--- START ---
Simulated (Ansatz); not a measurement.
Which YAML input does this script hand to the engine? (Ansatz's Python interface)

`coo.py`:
--- END ---

* _WORK INSTRUCTION_
Take the lines above and retype all of them exactly.

* _WRITTEN RESPONSE_
Simulated (Ansatz); not a measurement.
Which YAML input does this script hand to the engine? (Ansatz's Python interface)

`coo.py`:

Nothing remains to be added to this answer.